[Data listing Boundary: Start]

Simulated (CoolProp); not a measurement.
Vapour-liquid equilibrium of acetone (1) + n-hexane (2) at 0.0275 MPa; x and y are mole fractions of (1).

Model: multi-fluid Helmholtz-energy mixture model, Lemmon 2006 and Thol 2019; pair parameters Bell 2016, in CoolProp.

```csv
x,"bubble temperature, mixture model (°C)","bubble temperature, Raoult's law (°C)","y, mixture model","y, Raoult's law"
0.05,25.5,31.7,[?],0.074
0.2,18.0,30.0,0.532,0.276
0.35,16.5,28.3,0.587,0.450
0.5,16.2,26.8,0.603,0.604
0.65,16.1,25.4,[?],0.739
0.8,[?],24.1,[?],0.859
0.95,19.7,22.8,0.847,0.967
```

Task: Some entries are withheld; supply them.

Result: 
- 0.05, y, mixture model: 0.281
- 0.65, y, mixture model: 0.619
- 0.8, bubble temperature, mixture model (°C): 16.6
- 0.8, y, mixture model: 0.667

[Data listing Boundary: End]

#### [Task item]
Repeat the whole listing word for word.

#### [Exercise answer]
Simulated (CoolProp); not a measurement.
Vapour-liquid equilibrium of acetone (1) + n-hexane (2) at 0.0275 MPa; x and y are mole fractions of (1).

Model: multi-fluid Helmholtz-energy mixture model, Lemmon 2006 and Thol 2019; pair parameters Bell 2016, in CoolProp.

```csv
x,"bubble temperature, mixture model (°C)","bubble temperature, Raoult's law (°C)","y, mixture model","y, Raoult's law"
0.05,25.5,31.7,[?],0.074
0.2,18.0,30.0,0.532,0.276
0.35,16.5,28.3,0.587,0.450
0.5,16.2,26.8,0.603,0.604
0.65,16.1,25.4,[?],0.739
0.8,[?],24.1,[?],0.859
0.95,19.7,22.8,0.847,0.967
```

Task: Some entries are withheld; supply them.

Result: 
- 0.05, y, mixture model: 0.281
- 0.65, y, mixture model: 0.619
- 0.8, bubble temperature, mixture model (°C): 16.6
- 0.8, y, mixture model: 0.667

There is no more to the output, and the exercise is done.